[Data for review]
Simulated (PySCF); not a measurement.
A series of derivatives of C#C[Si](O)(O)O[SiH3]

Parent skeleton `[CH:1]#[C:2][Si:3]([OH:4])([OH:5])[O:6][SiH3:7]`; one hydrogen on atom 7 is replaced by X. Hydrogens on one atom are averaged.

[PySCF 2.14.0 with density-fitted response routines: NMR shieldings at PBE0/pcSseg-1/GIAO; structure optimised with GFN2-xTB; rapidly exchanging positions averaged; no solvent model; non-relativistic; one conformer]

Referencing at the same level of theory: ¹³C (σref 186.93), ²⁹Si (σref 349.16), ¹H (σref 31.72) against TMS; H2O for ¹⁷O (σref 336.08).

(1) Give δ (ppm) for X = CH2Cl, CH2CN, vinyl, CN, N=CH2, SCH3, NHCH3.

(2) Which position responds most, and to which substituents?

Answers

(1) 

[Work item] Take the entries above and transcribe them in full.

[Answer section]
Simulated (PySCF); not a measurement.
A series of derivatives of C#C[Si](O)(O)O[SiH3]

Parent skeleton `[CH:1]#[C:2][Si:3]([OH:4])([OH:5])[O:6][SiH3:7]`; one hydrogen on atom 7 is replaced by X. Hydrogens on one atom are averaged.

[PySCF 2.14.0 with density-fitted response routines: NMR shieldings at PBE0/pcSseg-1/GIAO; structure optimised with GFN2-xTB; rapidly exchanging positions averaged; no solvent model; non-relativistic; one conformer]

Referencing at the same level of theory: ¹³C (σref 186.93), ²⁹Si (σref 349.16), ¹H (σref 31.72) against TMS; H2O for ¹⁷O (σref 336.08).

(1) Give δ (ppm) for X = CH2Cl, CH2CN, vinyl, CN, N=CH2, SCH3, NHCH3.

(2) Which position responds most, and to which substituents?

Answers

(1) 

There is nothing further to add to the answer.